┌─ Excerpted records

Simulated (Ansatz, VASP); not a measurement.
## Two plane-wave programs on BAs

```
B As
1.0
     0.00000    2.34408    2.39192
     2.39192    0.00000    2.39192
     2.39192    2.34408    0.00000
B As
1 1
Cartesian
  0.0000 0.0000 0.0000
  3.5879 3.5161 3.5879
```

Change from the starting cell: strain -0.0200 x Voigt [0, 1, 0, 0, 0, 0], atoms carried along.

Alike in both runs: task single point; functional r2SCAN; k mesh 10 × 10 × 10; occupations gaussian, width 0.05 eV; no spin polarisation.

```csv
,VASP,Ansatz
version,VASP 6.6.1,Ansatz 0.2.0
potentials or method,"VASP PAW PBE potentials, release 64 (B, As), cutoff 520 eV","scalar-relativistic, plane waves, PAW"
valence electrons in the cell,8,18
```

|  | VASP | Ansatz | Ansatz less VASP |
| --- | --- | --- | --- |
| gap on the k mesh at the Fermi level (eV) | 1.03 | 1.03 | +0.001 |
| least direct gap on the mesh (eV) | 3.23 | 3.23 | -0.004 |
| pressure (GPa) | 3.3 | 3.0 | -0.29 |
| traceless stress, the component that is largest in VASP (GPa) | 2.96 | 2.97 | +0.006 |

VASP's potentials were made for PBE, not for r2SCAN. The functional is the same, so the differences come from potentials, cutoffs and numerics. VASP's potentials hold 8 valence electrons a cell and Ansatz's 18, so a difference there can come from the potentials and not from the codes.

└─

§ Exercise
Using the records above, write out exactly the lines between the one holding "Alike in both" and the one holding "2.97 | +0.006 |", inclusive; leave everything else out.

§ Exercise answer
Alike in both runs: task single point; functional r2SCAN; k mesh 10 × 10 × 10; occupations gaussian, width 0.05 eV; no spin polarisation.

```csv
,VASP,Ansatz
version,VASP 6.6.1,Ansatz 0.2.0
potentials or method,"VASP PAW PBE potentials, release 64 (B, As), cutoff 520 eV","scalar-relativistic, plane waves, PAW"
valence electrons in the cell,8,18
```

|  | VASP | Ansatz | Ansatz less VASP |
| --- | --- | --- | --- |
| gap on the k mesh at the Fermi level (eV) | 1.03 | 1.03 | +0.001 |
| least direct gap on the mesh (eV) | 3.23 | 3.23 | -0.004 |
| pressure (GPa) | 3.3 | 3.0 | -0.29 |
| traceless stress, the component that is largest in VASP (GPa) | 2.96 | 2.97 | +0.006 |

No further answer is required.